*Supplied entries*.
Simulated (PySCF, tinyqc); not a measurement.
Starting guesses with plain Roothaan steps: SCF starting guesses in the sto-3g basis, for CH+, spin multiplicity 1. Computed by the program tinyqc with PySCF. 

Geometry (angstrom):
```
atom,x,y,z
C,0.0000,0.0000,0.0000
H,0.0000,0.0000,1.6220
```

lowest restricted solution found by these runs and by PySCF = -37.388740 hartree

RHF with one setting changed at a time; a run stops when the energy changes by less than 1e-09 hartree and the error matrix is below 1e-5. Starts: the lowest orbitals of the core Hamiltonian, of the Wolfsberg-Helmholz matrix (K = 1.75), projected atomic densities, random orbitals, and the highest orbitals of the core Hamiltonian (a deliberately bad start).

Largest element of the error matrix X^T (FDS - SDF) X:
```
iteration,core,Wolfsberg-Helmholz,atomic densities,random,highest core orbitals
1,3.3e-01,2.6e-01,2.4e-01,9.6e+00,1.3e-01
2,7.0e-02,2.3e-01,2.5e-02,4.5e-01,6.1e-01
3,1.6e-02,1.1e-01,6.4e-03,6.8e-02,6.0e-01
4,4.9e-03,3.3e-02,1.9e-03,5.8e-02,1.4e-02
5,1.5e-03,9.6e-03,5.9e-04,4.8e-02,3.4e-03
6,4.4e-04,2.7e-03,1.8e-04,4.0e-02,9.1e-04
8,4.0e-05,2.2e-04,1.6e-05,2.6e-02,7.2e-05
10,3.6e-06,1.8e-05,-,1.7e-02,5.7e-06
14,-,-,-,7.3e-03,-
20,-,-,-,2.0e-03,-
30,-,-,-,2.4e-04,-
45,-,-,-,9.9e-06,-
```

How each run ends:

*Work task*. The reply should hold only the lines from the beginning of the listing above through the line with "RHF with one", each one written exactly as it appears.

*Solution*.
Simulated (PySCF, tinyqc); not a measurement.
Starting guesses with plain Roothaan steps: SCF starting guesses in the sto-3g basis, for CH+, spin multiplicity 1. Computed by the program tinyqc with PySCF. 

Geometry (angstrom):
```
atom,x,y,z
C,0.0000,0.0000,0.0000
H,0.0000,0.0000,1.6220
```

lowest restricted solution found by these runs and by PySCF = -37.388740 hartree

RHF with one setting changed at a time; a run stops when the energy changes by less than 1e-09 hartree and the error matrix is below 1e-5. Starts: the lowest orbitals of the core Hamiltonian, of the Wolfsberg-Helmholz matrix (K = 1.75), projected atomic densities, random orbitals, and the highest orbitals of the core Hamiltonian (a deliberately bad start).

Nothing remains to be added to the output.